Required action
Copy every line of the listing exactly.

╭─ Provided data
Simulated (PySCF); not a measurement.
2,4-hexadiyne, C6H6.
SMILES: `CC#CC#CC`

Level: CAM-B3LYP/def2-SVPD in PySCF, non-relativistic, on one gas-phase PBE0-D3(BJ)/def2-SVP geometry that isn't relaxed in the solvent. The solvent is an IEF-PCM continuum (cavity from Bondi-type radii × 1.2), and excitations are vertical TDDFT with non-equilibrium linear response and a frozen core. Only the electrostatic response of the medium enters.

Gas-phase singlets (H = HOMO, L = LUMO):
╰─

Answer space
Simulated (PySCF); not a measurement.
2,4-hexadiyne, C6H6.
SMILES: `CC#CC#CC`

Level: CAM-B3LYP/def2-SVPD in PySCF, non-relativistic, on one gas-phase PBE0-D3(BJ)/def2-SVP geometry that isn't relaxed in the solvent. The solvent is an IEF-PCM continuum (cavity from Bondi-type radii × 1.2), and excitations are vertical TDDFT with non-equilibrium linear response and a frozen core. Only the electrostatic response of the medium enters.

Gas-phase singlets (H = HOMO, L = LUMO):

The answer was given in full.